** SOURCE MATERIAL follows **

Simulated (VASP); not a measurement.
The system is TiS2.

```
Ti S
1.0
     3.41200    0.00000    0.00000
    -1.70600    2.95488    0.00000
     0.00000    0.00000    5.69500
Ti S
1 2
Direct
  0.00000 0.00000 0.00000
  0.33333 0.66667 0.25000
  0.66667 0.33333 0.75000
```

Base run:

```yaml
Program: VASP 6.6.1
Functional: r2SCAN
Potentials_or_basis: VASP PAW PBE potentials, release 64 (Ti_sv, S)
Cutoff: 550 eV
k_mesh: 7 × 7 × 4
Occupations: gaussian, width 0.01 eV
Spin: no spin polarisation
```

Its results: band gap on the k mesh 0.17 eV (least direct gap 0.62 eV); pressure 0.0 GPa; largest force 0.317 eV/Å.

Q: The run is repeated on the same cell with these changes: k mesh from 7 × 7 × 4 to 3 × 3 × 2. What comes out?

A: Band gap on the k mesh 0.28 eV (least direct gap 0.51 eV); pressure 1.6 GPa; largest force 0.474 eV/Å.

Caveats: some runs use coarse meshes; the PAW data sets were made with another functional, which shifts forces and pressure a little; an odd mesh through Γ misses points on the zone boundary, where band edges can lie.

** End of SOURCE MATERIAL **

**ACTION ITEM:** Repeat exactly the lines of the listing from its first line through the line that holds "Its results: band". Nothing else should appear.

**WRITTEN RESPONSE:**
Simulated (VASP); not a measurement.
The system is TiS2.

```
Ti S
1.0
     3.41200    0.00000    0.00000
    -1.70600    2.95488    0.00000
     0.00000    0.00000    5.69500
Ti S
1 2
Direct
  0.00000 0.00000 0.00000
  0.33333 0.66667 0.25000
  0.66667 0.33333 0.75000
```

Base run:

```yaml
Program: VASP 6.6.1
Functional: r2SCAN
Potentials_or_basis: VASP PAW PBE potentials, release 64 (Ti_sv, S)
Cutoff: 550 eV
k_mesh: 7 × 7 × 4
Occupations: gaussian, width 0.01 eV
Spin: no spin polarisation
```

Its results: band gap on the k mesh 0.17 eV (least direct gap 0.62 eV); pressure 0.0 GPa; largest force 0.317 eV/Å.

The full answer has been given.